- [Brief]: Here is a block of entries. Write out its lines exactly, from the first through the one containing "Describe this orbital and give its energy.".

* * * *

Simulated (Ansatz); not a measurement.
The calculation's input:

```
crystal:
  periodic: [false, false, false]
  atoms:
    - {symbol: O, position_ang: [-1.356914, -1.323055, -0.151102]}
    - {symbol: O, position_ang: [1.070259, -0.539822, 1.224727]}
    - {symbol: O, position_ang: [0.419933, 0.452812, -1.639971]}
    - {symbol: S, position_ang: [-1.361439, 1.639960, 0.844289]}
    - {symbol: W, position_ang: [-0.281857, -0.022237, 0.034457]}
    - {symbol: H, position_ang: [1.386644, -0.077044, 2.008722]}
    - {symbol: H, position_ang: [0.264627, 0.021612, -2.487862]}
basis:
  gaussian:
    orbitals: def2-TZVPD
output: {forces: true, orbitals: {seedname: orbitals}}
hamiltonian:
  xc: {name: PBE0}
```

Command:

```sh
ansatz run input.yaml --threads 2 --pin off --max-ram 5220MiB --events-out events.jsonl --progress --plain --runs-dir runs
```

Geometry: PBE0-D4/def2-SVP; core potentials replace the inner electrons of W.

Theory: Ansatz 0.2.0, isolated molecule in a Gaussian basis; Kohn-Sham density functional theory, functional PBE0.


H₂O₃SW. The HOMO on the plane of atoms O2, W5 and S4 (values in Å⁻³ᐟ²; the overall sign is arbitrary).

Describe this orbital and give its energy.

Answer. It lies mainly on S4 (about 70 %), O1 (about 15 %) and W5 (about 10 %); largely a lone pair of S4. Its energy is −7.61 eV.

* * * *

- [Your response]:
Simulated (Ansatz); not a measurement.
The calculation's input:

```
crystal:
  periodic: [false, false, false]
  atoms:
    - {symbol: O, position_ang: [-1.356914, -1.323055, -0.151102]}
    - {symbol: O, position_ang: [1.070259, -0.539822, 1.224727]}
    - {symbol: O, position_ang: [0.419933, 0.452812, -1.639971]}
    - {symbol: S, position_ang: [-1.361439, 1.639960, 0.844289]}
    - {symbol: W, position_ang: [-0.281857, -0.022237, 0.034457]}
    - {symbol: H, position_ang: [1.386644, -0.077044, 2.008722]}
    - {symbol: H, position_ang: [0.264627, 0.021612, -2.487862]}
basis:
  gaussian:
    orbitals: def2-TZVPD
output: {forces: true, orbitals: {seedname: orbitals}}
hamiltonian:
  xc: {name: PBE0}
```

Command:

```sh
ansatz run input.yaml --threads 2 --pin off --max-ram 5220MiB --events-out events.jsonl --progress --plain --runs-dir runs
```

Geometry: PBE0-D4/def2-SVP; core potentials replace the inner electrons of W.

Theory: Ansatz 0.2.0, isolated molecule in a Gaussian basis; Kohn-Sham density functional theory, functional PBE0.


H₂O₃SW. The HOMO on the plane of atoms O2, W5 and S4 (values in Å⁻³ᐟ²; the overall sign is arbitrary).

Describe this orbital and give its energy.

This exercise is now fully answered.